○ ○ ○ ○

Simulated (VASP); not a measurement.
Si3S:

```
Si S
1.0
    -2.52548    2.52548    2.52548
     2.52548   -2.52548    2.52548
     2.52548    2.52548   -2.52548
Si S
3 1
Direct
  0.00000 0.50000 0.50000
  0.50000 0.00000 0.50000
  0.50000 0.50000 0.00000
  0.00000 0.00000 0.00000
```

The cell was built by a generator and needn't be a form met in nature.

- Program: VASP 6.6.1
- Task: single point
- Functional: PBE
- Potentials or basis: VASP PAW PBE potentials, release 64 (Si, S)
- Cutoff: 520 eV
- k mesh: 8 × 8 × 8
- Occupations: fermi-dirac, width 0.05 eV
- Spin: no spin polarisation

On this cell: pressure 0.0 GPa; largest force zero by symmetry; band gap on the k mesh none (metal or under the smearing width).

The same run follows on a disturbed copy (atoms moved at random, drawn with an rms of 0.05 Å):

○ ○ ○ ○

== Work task ==
Copy each line of the material exactly as written.

== Response ==
Simulated (VASP); not a measurement.
Si3S:

```
Si S
1.0
    -2.52548    2.52548    2.52548
     2.52548   -2.52548    2.52548
     2.52548    2.52548   -2.52548
Si S
3 1
Direct
  0.00000 0.50000 0.50000
  0.50000 0.00000 0.50000
  0.50000 0.50000 0.00000
  0.00000 0.00000 0.00000
```

The cell was built by a generator and needn't be a form met in nature.

- Program: VASP 6.6.1
- Task: single point
- Functional: PBE
- Potentials or basis: VASP PAW PBE potentials, release 64 (Si, S)
- Cutoff: 520 eV
- k mesh: 8 × 8 × 8
- Occupations: fermi-dirac, width 0.05 eV
- Spin: no spin polarisation

On this cell: pressure 0.0 GPa; largest force zero by symmetry; band gap on the k mesh none (metal or under the smearing width).

The same run follows on a disturbed copy (atoms moved at random, drawn with an rms of 0.05 Å):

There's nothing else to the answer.